- Opening Delimiter -
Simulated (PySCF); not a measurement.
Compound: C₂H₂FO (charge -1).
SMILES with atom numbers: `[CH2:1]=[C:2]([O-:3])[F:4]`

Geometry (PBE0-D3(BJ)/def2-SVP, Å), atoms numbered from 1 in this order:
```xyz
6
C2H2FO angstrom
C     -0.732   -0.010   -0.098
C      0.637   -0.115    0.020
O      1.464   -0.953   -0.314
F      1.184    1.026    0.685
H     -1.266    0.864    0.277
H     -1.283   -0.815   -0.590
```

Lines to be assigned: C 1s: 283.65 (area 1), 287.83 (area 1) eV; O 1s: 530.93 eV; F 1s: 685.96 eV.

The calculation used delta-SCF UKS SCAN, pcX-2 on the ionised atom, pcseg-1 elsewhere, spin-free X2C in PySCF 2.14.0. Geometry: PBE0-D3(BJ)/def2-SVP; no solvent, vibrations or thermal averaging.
- Closing Delimiter -

• [ASSIGNMENT]:
All of the entries above should be written out again exactly.

• [RESULT]:
Simulated (PySCF); not a measurement.
Compound: C₂H₂FO (charge -1).
SMILES with atom numbers: `[CH2:1]=[C:2]([O-:3])[F:4]`

Geometry (PBE0-D3(BJ)/def2-SVP, Å), atoms numbered from 1 in this order:
```xyz
6
C2H2FO angstrom
C     -0.732   -0.010   -0.098
C      0.637   -0.115    0.020
O      1.464   -0.953   -0.314
F      1.184    1.026    0.685
H     -1.266    0.864    0.277
H     -1.283   -0.815   -0.590
```

Lines to be assigned: C 1s: 283.65 (area 1), 287.83 (area 1) eV; O 1s: 530.93 eV; F 1s: 685.96 eV.

The calculation used delta-SCF UKS SCAN, pcX-2 on the ionised atom, pcseg-1 elsewhere, spin-free X2C in PySCF 2.14.0. Geometry: PBE0-D3(BJ)/def2-SVP; no solvent, vibrations or thermal averaging.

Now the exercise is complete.